*** Begin section ***
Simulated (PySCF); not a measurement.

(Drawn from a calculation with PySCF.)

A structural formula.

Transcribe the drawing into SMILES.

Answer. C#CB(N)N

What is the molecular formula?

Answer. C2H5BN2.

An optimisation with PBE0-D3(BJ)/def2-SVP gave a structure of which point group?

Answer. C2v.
*** End section ***

Work task:
Exactly as they appear above, give the entries again.

Result:
Simulated (PySCF); not a measurement.

(Drawn from a calculation with PySCF.)

A structural formula.

Transcribe the drawing into SMILES.

Answer. C#CB(N)N

What is the molecular formula?

Answer. C2H5BN2.

An optimisation with PBE0-D3(BJ)/def2-SVP gave a structure of which point group?

Answer. C2v.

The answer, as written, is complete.